◇ ◇ ◇ ◇ ◇
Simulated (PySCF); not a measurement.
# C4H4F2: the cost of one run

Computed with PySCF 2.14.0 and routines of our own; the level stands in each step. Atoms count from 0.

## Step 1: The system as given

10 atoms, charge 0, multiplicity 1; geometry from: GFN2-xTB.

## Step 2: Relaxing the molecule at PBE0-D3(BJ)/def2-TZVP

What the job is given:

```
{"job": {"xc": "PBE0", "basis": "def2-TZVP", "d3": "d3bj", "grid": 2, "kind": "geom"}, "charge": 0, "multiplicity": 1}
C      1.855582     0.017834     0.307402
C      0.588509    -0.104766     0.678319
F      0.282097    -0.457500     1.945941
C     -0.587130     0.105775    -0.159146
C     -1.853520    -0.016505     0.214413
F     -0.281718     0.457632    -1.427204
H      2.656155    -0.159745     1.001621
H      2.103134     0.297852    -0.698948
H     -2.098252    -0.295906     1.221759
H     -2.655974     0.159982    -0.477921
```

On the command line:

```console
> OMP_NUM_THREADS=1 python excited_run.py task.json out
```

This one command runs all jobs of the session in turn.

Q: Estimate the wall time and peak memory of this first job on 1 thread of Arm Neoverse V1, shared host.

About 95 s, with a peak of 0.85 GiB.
◇ ◇ ◇ ◇ ◇

Please transcribe the records exactly from their first line through the line holding "## Step 1: The system as given", and leave out all others.

Simulated (PySCF); not a measurement.
# C4H4F2: the cost of one run

Computed with PySCF 2.14.0 and routines of our own; the level stands in each step. Atoms count from 0.

## Step 1: The system as given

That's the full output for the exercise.